-- Assigned task --
Transcribe only the lines of the listing below from the one holding "Results calculated with" through the one holding "Settings of every", inclusive, without any change.

╔══
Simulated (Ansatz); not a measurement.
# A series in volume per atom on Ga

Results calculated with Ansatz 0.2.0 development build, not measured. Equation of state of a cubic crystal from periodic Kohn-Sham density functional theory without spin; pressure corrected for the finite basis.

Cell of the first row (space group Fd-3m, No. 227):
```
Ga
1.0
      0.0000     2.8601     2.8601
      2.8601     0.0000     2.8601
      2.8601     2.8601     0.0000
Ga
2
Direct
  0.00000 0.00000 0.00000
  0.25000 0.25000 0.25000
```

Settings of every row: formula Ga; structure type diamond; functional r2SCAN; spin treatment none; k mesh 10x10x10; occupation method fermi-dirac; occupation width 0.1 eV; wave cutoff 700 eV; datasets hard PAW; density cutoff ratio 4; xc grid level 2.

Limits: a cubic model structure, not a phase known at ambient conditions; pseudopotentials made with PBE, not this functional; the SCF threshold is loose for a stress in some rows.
╚══

-- Task solution --
Results calculated with Ansatz 0.2.0 development build, not measured. Equation of state of a cubic crystal from periodic Kohn-Sham density functional theory without spin; pressure corrected for the finite basis.

Cell of the first row (space group Fd-3m, No. 227):
```
Ga
1.0
      0.0000     2.8601     2.8601
      2.8601     0.0000     2.8601
      2.8601     2.8601     0.0000
Ga
2
Direct
  0.00000 0.00000 0.00000
  0.25000 0.25000 0.25000
```

Settings of every row: formula Ga; structure type diamond; functional r2SCAN; spin treatment none; k mesh 10x10x10; occupation method fermi-dirac; occupation width 0.1 eV; wave cutoff 700 eV; datasets hard PAW; density cutoff ratio 4; xc grid level 2.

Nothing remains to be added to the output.